Work task
Reproduce every line that appears below, precisely and completely.

Entries supplied
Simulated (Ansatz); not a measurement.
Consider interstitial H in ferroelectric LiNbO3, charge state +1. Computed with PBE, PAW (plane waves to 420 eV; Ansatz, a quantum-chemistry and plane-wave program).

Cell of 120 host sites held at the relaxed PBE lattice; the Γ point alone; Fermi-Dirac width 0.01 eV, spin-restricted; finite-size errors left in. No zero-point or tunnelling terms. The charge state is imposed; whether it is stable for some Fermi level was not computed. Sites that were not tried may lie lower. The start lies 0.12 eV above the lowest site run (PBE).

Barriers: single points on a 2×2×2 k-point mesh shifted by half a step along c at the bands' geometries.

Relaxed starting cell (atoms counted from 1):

Task result
Simulated (Ansatz); not a measurement.
Consider interstitial H in ferroelectric LiNbO3, charge state +1. Computed with PBE, PAW (plane waves to 420 eV; Ansatz, a quantum-chemistry and plane-wave program).

Cell of 120 host sites held at the relaxed PBE lattice; the Γ point alone; Fermi-Dirac width 0.01 eV, spin-restricted; finite-size errors left in. No zero-point or tunnelling terms. The charge state is imposed; whether it is stable for some Fermi level was not computed. Sites that were not tried may lie lower. The start lies 0.12 eV above the lowest site run (PBE).

Barriers: single points on a 2×2×2 k-point mesh shifted by half a step along c at the bands' geometries.

Relaxed starting cell (atoms counted from 1):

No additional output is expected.